(WORK TASK) The data below must be returned in full and exactly.

(DATA PROVIDED)
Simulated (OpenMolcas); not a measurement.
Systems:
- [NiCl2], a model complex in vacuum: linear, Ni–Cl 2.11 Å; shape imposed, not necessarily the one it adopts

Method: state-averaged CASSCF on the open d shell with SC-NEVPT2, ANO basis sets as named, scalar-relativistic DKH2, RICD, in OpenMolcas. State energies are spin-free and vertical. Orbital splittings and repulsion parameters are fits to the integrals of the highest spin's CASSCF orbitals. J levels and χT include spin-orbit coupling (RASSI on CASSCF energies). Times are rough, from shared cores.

(ANSWER SPACE)
Simulated (OpenMolcas); not a measurement.
Systems:
- [NiCl2], a model complex in vacuum: linear, Ni–Cl 2.11 Å; shape imposed, not necessarily the one it adopts

Method: state-averaged CASSCF on the open d shell with SC-NEVPT2, ANO basis sets as named, scalar-relativistic DKH2, RICD, in OpenMolcas. State energies are spin-free and vertical. Orbital splittings and repulsion parameters are fits to the integrals of the highest spin's CASSCF orbitals. J levels and χT include spin-orbit coupling (RASSI on CASSCF energies). Times are rough, from shared cores.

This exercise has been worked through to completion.